* **ASSIGNMENT**:
Quote each record exactly, please, leaving none out.

+--

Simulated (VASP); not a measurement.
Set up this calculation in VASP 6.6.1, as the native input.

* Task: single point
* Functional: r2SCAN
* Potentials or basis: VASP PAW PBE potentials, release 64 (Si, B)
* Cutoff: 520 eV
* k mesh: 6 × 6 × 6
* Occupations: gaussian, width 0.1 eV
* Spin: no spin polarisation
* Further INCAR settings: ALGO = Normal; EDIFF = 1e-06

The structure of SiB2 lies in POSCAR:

+--

* **RESPONSE BOX**:
Simulated (VASP); not a measurement.
Set up this calculation in VASP 6.6.1, as the native input.

* Task: single point
* Functional: r2SCAN
* Potentials or basis: VASP PAW PBE potentials, release 64 (Si, B)
* Cutoff: 520 eV
* k mesh: 6 × 6 × 6
* Occupations: gaussian, width 0.1 eV
* Spin: no spin polarisation
* Further INCAR settings: ALGO = Normal; EDIFF = 1e-06

The structure of SiB2 lies in POSCAR:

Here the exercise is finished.